Exercise data>
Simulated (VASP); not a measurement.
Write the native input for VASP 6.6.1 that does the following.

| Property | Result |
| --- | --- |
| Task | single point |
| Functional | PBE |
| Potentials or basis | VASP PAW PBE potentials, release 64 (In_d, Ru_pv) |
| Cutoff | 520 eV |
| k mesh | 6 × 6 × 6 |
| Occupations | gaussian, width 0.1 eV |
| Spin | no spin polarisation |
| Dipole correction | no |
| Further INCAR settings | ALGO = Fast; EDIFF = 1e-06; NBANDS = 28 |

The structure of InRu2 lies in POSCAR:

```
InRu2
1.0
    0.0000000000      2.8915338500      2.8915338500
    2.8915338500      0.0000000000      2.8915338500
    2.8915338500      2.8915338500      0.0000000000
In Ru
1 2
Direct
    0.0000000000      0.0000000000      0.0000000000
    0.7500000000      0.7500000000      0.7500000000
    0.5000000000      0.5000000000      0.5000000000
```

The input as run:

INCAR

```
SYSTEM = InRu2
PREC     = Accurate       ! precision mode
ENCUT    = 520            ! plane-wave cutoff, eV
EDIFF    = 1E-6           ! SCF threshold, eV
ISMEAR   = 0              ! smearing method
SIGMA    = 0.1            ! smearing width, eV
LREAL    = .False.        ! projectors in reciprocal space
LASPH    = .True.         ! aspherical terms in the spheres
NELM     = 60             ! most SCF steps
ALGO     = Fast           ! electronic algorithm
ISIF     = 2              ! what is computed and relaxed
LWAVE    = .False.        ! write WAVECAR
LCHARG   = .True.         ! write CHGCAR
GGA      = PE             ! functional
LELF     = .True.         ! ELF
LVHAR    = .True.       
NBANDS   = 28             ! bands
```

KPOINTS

Work order> Would you print each line of the listing again, unaltered?

Answer section>
Simulated (VASP); not a measurement.
Write the native input for VASP 6.6.1 that does the following.

| Property | Result |
| --- | --- |
| Task | single point |
| Functional | PBE |
| Potentials or basis | VASP PAW PBE potentials, release 64 (In_d, Ru_pv) |
| Cutoff | 520 eV |
| k mesh | 6 × 6 × 6 |
| Occupations | gaussian, width 0.1 eV |
| Spin | no spin polarisation |
| Dipole correction | no |
| Further INCAR settings | ALGO = Fast; EDIFF = 1e-06; NBANDS = 28 |

The structure of InRu2 lies in POSCAR:

```
InRu2
1.0
    0.0000000000      2.8915338500      2.8915338500
    2.8915338500      0.0000000000      2.8915338500
    2.8915338500      2.8915338500      0.0000000000
In Ru
1 2
Direct
    0.0000000000      0.0000000000      0.0000000000
    0.7500000000      0.7500000000      0.7500000000
    0.5000000000      0.5000000000      0.5000000000
```

The input as run:

INCAR

```
SYSTEM = InRu2
PREC     = Accurate       ! precision mode
ENCUT    = 520            ! plane-wave cutoff, eV
EDIFF    = 1E-6           ! SCF threshold, eV
ISMEAR   = 0              ! smearing method
SIGMA    = 0.1            ! smearing width, eV
LREAL    = .False.        ! projectors in reciprocal space
LASPH    = .True.         ! aspherical terms in the spheres
NELM     = 60             ! most SCF steps
ALGO     = Fast           ! electronic algorithm
ISIF     = 2              ! what is computed and relaxed
LWAVE    = .False.        ! write WAVECAR
LCHARG   = .True.         ! write CHGCAR
GGA      = PE             ! functional
LELF     = .True.         ! ELF
LVHAR    = .True.       
NBANDS   = 28             ! bands
```

KPOINTS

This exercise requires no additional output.